INFORMATION
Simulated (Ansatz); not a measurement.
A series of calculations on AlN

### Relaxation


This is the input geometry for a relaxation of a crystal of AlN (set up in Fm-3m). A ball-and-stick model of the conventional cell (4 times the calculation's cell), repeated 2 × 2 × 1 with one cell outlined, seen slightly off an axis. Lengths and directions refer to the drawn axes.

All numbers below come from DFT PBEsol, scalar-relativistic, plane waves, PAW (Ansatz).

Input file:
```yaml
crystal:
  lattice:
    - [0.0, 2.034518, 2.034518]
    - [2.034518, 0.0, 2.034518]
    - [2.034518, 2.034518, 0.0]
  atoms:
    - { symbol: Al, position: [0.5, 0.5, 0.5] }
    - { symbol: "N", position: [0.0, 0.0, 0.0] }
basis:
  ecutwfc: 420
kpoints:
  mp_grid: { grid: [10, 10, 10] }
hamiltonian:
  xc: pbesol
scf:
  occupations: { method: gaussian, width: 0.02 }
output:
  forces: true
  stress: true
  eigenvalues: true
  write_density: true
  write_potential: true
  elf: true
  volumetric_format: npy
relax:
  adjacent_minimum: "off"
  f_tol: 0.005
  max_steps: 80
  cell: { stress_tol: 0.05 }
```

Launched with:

WORK ORDER
Exactly those lines that run from the start of the listing to the line containing "This is the" should be output, and no others.

TASK OUTPUT
Simulated (Ansatz); not a measurement.
A series of calculations on AlN

### Relaxation


This is the input geometry for a relaxation of a crystal of AlN (set up in Fm-3m). A ball-and-stick model of the conventional cell (4 times the calculation's cell), repeated 2 × 2 × 1 with one cell outlined, seen slightly off an axis. Lengths and directions refer to the drawn axes.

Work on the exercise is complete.